* EXTRACTED MATERIAL:
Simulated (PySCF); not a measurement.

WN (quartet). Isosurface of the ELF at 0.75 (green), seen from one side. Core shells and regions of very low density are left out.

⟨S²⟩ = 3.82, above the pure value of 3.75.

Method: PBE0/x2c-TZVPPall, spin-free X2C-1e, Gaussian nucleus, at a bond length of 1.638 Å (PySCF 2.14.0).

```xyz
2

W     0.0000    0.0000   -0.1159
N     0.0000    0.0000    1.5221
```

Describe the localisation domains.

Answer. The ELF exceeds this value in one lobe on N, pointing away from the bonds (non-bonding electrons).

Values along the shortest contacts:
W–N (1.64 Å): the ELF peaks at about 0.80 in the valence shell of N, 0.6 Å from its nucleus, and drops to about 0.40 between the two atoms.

* REQUIREMENT: Quote the records from their first line to the line with "Describe the localisation domains.", inclusive, without adding or dropping anything.

* SOLUTION:
Simulated (PySCF); not a measurement.

WN (quartet). Isosurface of the ELF at 0.75 (green), seen from one side. Core shells and regions of very low density are left out.

⟨S²⟩ = 3.82, above the pure value of 3.75.

Method: PBE0/x2c-TZVPPall, spin-free X2C-1e, Gaussian nucleus, at a bond length of 1.638 Å (PySCF 2.14.0).

```xyz
2

W     0.0000    0.0000   -0.1159
N     0.0000    0.0000    1.5221
```

Describe the localisation domains.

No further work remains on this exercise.